— Work task —
Up to and including the line with "At the start: pressure", copy the records below exactly from their first line.

==========
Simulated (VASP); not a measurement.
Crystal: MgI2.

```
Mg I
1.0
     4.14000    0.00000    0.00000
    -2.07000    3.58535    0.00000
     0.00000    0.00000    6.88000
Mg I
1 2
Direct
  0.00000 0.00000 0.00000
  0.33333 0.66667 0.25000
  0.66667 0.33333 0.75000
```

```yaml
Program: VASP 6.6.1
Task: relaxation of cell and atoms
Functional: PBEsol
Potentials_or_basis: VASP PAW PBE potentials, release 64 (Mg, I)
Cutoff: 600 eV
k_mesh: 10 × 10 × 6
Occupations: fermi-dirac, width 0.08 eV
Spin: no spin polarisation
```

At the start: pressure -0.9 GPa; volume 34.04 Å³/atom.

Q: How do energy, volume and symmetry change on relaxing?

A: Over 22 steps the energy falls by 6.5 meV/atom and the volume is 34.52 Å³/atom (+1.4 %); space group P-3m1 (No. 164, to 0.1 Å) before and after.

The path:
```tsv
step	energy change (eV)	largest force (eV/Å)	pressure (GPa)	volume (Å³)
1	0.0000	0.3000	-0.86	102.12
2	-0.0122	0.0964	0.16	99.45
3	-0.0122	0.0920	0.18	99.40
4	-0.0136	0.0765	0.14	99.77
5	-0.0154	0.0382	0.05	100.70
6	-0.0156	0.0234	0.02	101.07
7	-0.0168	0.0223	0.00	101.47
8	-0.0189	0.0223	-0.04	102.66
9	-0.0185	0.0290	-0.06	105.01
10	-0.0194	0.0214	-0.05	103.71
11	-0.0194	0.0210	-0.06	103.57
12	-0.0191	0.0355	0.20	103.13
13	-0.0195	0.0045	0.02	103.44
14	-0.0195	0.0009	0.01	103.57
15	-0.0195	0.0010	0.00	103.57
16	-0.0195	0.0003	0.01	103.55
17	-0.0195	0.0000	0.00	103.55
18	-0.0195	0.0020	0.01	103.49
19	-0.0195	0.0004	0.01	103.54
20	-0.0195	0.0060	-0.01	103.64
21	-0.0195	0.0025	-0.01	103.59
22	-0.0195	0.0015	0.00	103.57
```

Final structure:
==========

— Worked solution —
Simulated (VASP); not a measurement.
Crystal: MgI2.

```
Mg I
1.0
     4.14000    0.00000    0.00000
    -2.07000    3.58535    0.00000
     0.00000    0.00000    6.88000
Mg I
1 2
Direct
  0.00000 0.00000 0.00000
  0.33333 0.66667 0.25000
  0.66667 0.33333 0.75000
```

```yaml
Program: VASP 6.6.1
Task: relaxation of cell and atoms
Functional: PBEsol
Potentials_or_basis: VASP PAW PBE potentials, release 64 (Mg, I)
Cutoff: 600 eV
k_mesh: 10 × 10 × 6
Occupations: fermi-dirac, width 0.08 eV
Spin: no spin polarisation
```

At the start: pressure -0.9 GPa; volume 34.04 Å³/atom.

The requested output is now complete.